[SOURCE INFORMATION]
——

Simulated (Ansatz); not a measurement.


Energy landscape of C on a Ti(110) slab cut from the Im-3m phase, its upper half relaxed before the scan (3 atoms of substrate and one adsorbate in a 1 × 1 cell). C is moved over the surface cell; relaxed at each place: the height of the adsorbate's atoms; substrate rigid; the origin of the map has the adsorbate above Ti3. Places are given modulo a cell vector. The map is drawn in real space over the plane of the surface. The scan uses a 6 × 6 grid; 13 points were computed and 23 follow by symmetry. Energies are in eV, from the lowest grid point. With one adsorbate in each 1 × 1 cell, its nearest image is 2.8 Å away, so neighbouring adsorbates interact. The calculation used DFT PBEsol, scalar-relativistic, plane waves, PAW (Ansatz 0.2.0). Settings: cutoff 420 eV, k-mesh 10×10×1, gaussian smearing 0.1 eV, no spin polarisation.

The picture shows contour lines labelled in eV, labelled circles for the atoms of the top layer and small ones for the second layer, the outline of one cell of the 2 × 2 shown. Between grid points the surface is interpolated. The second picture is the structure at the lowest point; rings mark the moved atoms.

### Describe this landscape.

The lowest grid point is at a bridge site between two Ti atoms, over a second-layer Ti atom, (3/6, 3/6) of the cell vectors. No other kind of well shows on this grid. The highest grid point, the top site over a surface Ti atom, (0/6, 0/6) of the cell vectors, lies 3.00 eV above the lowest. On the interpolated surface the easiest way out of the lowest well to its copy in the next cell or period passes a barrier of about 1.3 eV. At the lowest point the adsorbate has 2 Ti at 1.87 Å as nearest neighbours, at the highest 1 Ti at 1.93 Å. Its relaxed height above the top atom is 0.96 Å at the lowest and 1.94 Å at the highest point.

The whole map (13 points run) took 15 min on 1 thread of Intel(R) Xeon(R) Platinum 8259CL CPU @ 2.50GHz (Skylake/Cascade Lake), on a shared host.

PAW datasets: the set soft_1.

——

[ACTION ITEM] Out of the listing above, reproduce exactly the lines from the one with "Energy landscape of" up to and including the one with "### Describe this landscape.".

[TASK ANSWER]
Energy landscape of C on a Ti(110) slab cut from the Im-3m phase, its upper half relaxed before the scan (3 atoms of substrate and one adsorbate in a 1 × 1 cell). C is moved over the surface cell; relaxed at each place: the height of the adsorbate's atoms; substrate rigid; the origin of the map has the adsorbate above Ti3. Places are given modulo a cell vector. The map is drawn in real space over the plane of the surface. The scan uses a 6 × 6 grid; 13 points were computed and 23 follow by symmetry. Energies are in eV, from the lowest grid point. With one adsorbate in each 1 × 1 cell, its nearest image is 2.8 Å away, so neighbouring adsorbates interact. The calculation used DFT PBEsol, scalar-relativistic, plane waves, PAW (Ansatz 0.2.0). Settings: cutoff 420 eV, k-mesh 10×10×1, gaussian smearing 0.1 eV, no spin polarisation.

The picture shows contour lines labelled in eV, labelled circles for the atoms of the top layer and small ones for the second layer, the outline of one cell of the 2 × 2 shown. Between grid points the surface is interpolated. The second picture is the structure at the lowest point; rings mark the moved atoms.

### Describe this landscape.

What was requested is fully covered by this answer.